SOURCE MATERIAL.
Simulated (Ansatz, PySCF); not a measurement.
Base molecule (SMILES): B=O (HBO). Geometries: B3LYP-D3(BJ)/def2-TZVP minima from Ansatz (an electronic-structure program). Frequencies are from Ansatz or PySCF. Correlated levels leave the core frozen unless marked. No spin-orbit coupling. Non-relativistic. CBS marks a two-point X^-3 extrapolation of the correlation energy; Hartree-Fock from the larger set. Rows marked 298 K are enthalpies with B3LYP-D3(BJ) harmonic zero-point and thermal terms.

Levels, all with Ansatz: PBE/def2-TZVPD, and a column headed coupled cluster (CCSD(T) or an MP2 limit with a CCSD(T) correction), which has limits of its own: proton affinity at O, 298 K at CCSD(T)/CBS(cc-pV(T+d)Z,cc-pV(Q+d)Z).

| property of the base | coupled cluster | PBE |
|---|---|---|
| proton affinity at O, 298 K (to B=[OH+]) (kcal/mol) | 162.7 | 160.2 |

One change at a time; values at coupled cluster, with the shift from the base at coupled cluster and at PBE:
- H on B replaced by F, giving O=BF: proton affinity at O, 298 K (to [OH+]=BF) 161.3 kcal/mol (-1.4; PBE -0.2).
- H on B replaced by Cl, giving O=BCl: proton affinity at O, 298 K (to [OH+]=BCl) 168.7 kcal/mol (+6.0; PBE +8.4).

WORK ORDER. Could you copy exactly the lines from the first line of the records above through the line containing "- H on B replaced by F, giving", both included, and nothing else?

ANSWER BOX.
Simulated (Ansatz, PySCF); not a measurement.
Base molecule (SMILES): B=O (HBO). Geometries: B3LYP-D3(BJ)/def2-TZVP minima from Ansatz (an electronic-structure program). Frequencies are from Ansatz or PySCF. Correlated levels leave the core frozen unless marked. No spin-orbit coupling. Non-relativistic. CBS marks a two-point X^-3 extrapolation of the correlation energy; Hartree-Fock from the larger set. Rows marked 298 K are enthalpies with B3LYP-D3(BJ) harmonic zero-point and thermal terms.

Levels, all with Ansatz: PBE/def2-TZVPD, and a column headed coupled cluster (CCSD(T) or an MP2 limit with a CCSD(T) correction), which has limits of its own: proton affinity at O, 298 K at CCSD(T)/CBS(cc-pV(T+d)Z,cc-pV(Q+d)Z).

| property of the base | coupled cluster | PBE |
|---|---|---|
| proton affinity at O, 298 K (to B=[OH+]) (kcal/mol) | 162.7 | 160.2 |

One change at a time; values at coupled cluster, with the shift from the base at coupled cluster and at PBE:
- H on B replaced by F, giving O=BF: proton affinity at O, 298 K (to [OH+]=BF) 161.3 kcal/mol (-1.4; PBE -0.2).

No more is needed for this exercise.